Work order :: Within the records below, reproduce without change the lines from the line that has "Code: VASP 6.6.1." through the line that has "at this geometry**", and only those.

Information provided ::
**********

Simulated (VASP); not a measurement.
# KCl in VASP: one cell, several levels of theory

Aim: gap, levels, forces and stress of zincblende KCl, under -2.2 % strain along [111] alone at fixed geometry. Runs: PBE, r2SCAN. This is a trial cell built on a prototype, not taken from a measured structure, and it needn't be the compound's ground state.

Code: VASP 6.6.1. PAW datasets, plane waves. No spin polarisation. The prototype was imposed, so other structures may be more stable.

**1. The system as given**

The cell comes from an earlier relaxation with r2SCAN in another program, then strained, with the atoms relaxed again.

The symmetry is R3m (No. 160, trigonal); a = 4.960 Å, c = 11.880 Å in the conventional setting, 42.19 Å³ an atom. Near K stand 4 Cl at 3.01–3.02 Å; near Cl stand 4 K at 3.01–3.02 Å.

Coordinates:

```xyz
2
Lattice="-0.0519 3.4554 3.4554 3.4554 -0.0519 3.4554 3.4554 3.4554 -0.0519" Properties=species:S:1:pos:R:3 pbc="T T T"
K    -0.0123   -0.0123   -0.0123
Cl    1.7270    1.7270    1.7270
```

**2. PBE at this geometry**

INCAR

**********

Worked solution ::
Code: VASP 6.6.1. PAW datasets, plane waves. No spin polarisation. The prototype was imposed, so other structures may be more stable.

**1. The system as given**

The cell comes from an earlier relaxation with r2SCAN in another program, then strained, with the atoms relaxed again.

The symmetry is R3m (No. 160, trigonal); a = 4.960 Å, c = 11.880 Å in the conventional setting, 42.19 Å³ an atom. Near K stand 4 Cl at 3.01–3.02 Å; near Cl stand 4 K at 3.01–3.02 Å.

Coordinates:

```xyz
2
Lattice="-0.0519 3.4554 3.4554 3.4554 -0.0519 3.4554 3.4554 3.4554 -0.0519" Properties=species:S:1:pos:R:3 pbc="T T T"
K    -0.0123   -0.0123   -0.0123
Cl    1.7270    1.7270    1.7270
```

**2. PBE at this geometry**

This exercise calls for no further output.